=== Work order ===
Copy out all of the material. Every line must match the original.

=== Records shown ===
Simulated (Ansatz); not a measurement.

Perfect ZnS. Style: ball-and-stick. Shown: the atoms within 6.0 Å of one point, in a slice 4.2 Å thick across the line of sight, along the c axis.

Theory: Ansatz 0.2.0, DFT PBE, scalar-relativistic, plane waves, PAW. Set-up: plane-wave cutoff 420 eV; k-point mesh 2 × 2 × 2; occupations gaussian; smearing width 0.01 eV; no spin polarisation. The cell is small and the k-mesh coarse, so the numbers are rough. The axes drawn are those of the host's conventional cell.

=== Worked solution ===
Simulated (Ansatz); not a measurement.

Perfect ZnS. Style: ball-and-stick. Shown: the atoms within 6.0 Å of one point, in a slice 4.2 Å thick across the line of sight, along the c axis.

Theory: Ansatz 0.2.0, DFT PBE, scalar-relativistic, plane waves, PAW. Set-up: plane-wave cutoff 420 eV; k-point mesh 2 × 2 × 2; occupations gaussian; smearing width 0.01 eV; no spin polarisation. The cell is small and the k-mesh coarse, so the numbers are rough. The axes drawn are those of the host's conventional cell.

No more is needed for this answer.